▶ **Requirement**: Print the data below exactly, but only the lines from the one containing "σ is the change" down to the one containing "Result: Least-squares fits", inclusive.

▶ **Listed entries**:
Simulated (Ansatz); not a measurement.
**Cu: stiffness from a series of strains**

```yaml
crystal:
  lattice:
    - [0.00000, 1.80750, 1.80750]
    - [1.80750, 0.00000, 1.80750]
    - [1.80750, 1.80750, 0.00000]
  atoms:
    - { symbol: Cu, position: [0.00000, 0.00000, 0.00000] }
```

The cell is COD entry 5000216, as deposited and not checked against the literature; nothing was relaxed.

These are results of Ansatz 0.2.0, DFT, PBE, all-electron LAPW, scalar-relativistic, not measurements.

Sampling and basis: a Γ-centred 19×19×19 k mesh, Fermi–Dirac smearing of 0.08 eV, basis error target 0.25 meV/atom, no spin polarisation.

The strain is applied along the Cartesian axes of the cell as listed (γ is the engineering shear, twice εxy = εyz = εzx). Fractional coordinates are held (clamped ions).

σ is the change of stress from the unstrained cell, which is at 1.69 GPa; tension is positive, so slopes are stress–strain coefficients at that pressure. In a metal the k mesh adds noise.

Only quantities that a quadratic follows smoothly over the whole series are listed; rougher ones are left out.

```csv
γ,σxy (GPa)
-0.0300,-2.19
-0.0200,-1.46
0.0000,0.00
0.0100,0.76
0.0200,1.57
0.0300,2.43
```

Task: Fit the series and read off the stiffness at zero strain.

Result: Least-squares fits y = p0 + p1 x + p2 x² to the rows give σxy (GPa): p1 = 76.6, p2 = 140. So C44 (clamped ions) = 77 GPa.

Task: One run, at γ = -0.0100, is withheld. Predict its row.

▶ **Written response**:
σ is the change of stress from the unstrained cell, which is at 1.69 GPa; tension is positive, so slopes are stress–strain coefficients at that pressure. In a metal the k mesh adds noise.

Only quantities that a quadratic follows smoothly over the whole series are listed; rougher ones are left out.

```csv
γ,σxy (GPa)
-0.0300,-2.19
-0.0200,-1.46
0.0000,0.00
0.0100,0.76
0.0200,1.57
0.0300,2.43
```

Task: Fit the series and read off the stiffness at zero strain.

Result: Least-squares fits y = p0 + p1 x + p2 x² to the rows give σxy (GPa): p1 = 76.6, p2 = 140. So C44 (clamped ions) = 77 GPa.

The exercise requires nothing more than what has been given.